DATA ::
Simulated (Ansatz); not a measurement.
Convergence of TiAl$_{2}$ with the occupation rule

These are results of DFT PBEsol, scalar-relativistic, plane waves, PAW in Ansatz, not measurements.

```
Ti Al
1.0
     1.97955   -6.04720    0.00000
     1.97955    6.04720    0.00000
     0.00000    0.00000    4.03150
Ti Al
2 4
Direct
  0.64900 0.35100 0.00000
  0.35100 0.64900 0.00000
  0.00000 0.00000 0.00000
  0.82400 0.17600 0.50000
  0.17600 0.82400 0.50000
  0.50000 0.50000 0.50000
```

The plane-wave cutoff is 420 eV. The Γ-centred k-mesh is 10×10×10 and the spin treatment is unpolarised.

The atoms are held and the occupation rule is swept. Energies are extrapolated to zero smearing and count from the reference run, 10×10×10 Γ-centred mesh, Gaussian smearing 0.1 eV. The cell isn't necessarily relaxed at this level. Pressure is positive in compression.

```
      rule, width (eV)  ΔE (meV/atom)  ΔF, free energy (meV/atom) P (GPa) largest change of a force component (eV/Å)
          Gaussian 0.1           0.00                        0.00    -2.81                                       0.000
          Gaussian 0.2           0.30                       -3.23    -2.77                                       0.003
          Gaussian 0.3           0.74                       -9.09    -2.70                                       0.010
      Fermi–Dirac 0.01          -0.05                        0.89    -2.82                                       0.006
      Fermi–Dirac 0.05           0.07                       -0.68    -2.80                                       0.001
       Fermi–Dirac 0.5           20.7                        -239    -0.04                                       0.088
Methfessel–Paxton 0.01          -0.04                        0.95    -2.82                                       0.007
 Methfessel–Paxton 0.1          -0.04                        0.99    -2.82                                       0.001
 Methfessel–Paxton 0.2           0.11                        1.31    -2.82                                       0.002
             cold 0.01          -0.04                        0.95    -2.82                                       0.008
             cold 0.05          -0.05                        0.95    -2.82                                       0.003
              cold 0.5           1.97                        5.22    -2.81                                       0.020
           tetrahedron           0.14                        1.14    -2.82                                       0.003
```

WORK ORDER :: Quote exactly the stretch of lines above that starts at the first one and ends at the line with "The plane-wave cutoff", and nothing beyond it.

WRITTEN REPLY ::
Simulated (Ansatz); not a measurement.
Convergence of TiAl$_{2}$ with the occupation rule

These are results of DFT PBEsol, scalar-relativistic, plane waves, PAW in Ansatz, not measurements.

```
Ti Al
1.0
     1.97955   -6.04720    0.00000
     1.97955    6.04720    0.00000
     0.00000    0.00000    4.03150
Ti Al
2 4
Direct
  0.64900 0.35100 0.00000
  0.35100 0.64900 0.00000
  0.00000 0.00000 0.00000
  0.82400 0.17600 0.50000
  0.17600 0.82400 0.50000
  0.50000 0.50000 0.50000
```

The plane-wave cutoff is 420 eV. The Γ-centred k-mesh is 10×10×10 and the spin treatment is unpolarised.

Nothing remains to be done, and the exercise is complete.